> [Work task]
Set out the listing word for word. End with the line that contains "Does Sb segregate".

> [Records supplied]
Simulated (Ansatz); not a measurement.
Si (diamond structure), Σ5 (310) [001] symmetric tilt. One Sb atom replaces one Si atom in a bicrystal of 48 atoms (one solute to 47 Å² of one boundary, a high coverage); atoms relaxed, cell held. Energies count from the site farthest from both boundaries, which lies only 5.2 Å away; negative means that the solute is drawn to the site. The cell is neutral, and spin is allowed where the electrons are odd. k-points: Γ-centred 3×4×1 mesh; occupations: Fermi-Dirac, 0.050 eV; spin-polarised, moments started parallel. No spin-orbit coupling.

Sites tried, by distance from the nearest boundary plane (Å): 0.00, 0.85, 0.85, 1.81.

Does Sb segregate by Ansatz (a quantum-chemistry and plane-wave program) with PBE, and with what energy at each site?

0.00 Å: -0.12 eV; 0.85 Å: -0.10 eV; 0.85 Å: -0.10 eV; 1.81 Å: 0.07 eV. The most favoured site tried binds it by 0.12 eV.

> [Written solution]
Simulated (Ansatz); not a measurement.
Si (diamond structure), Σ5 (310) [001] symmetric tilt. One Sb atom replaces one Si atom in a bicrystal of 48 atoms (one solute to 47 Å² of one boundary, a high coverage); atoms relaxed, cell held. Energies count from the site farthest from both boundaries, which lies only 5.2 Å away; negative means that the solute is drawn to the site. The cell is neutral, and spin is allowed where the electrons are odd. k-points: Γ-centred 3×4×1 mesh; occupations: Fermi-Dirac, 0.050 eV; spin-polarised, moments started parallel. No spin-orbit coupling.

Sites tried, by distance from the nearest boundary plane (Å): 0.00, 0.85, 0.85, 1.81.

Does Sb segregate by Ansatz (a quantum-chemistry and plane-wave program) with PBE, and with what energy at each site?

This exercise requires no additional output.